Please restate each entry below, word for word.

[THE DATA Boundary: Start]
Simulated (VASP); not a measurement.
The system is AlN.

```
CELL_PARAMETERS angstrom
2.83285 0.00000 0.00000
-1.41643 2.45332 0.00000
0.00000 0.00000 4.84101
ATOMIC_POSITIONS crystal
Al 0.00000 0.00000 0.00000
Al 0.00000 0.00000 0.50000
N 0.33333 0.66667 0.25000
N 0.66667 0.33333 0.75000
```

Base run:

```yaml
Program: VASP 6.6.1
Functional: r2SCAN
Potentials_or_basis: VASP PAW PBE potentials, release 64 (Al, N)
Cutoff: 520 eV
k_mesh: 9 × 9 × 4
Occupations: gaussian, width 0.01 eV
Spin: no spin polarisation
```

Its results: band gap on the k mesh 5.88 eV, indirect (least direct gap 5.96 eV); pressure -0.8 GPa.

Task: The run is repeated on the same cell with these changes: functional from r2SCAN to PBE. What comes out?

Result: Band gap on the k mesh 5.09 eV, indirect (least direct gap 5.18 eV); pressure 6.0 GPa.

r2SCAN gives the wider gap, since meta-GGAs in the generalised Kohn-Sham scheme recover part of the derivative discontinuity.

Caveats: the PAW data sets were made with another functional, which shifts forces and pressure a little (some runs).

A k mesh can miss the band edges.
[THE DATA Boundary: End]

### TASK ANSWER
Simulated (VASP); not a measurement.
The system is AlN.

```
CELL_PARAMETERS angstrom
2.83285 0.00000 0.00000
-1.41643 2.45332 0.00000
0.00000 0.00000 4.84101
ATOMIC_POSITIONS crystal
Al 0.00000 0.00000 0.00000
Al 0.00000 0.00000 0.50000
N 0.33333 0.66667 0.25000
N 0.66667 0.33333 0.75000
```

Base run:

```yaml
Program: VASP 6.6.1
Functional: r2SCAN
Potentials_or_basis: VASP PAW PBE potentials, release 64 (Al, N)
Cutoff: 520 eV
k_mesh: 9 × 9 × 4
Occupations: gaussian, width 0.01 eV
Spin: no spin polarisation
```

Its results: band gap on the k mesh 5.88 eV, indirect (least direct gap 5.96 eV); pressure -0.8 GPa.

Task: The run is repeated on the same cell with these changes: functional from r2SCAN to PBE. What comes out?

Result: Band gap on the k mesh 5.09 eV, indirect (least direct gap 5.18 eV); pressure 6.0 GPa.

r2SCAN gives the wider gap, since meta-GGAs in the generalised Kohn-Sham scheme recover part of the derivative discontinuity.

Caveats: the PAW data sets were made with another functional, which shifts forces and pressure a little (some runs).

A k mesh can miss the band edges.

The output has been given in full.